ASSIGNED TASK: Print the lines in the listing below that fall between the line with "Answer: (a) 3.7; (b) 3.5." and the line with "Caveats: some runs", those two lines included, exactly as they stand and with nothing else.

SUPPLIED DATA:
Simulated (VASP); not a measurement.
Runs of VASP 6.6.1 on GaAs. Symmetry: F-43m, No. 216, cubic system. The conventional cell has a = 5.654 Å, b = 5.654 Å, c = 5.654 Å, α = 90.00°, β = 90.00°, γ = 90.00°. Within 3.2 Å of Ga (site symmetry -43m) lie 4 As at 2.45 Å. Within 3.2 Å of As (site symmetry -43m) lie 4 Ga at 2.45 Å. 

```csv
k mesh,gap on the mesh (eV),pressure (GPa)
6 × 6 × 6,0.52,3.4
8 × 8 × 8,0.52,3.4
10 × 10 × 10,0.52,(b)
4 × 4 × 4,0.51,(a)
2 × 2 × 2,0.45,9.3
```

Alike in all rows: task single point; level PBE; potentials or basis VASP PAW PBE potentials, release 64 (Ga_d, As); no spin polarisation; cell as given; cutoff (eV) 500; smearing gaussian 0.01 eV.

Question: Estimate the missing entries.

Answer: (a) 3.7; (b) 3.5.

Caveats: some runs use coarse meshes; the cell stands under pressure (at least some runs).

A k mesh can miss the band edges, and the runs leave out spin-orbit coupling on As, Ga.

EXERCISE RESPONSE:
Answer: (a) 3.7; (b) 3.5.

Caveats: some runs use coarse meshes; the cell stands under pressure (at least some runs).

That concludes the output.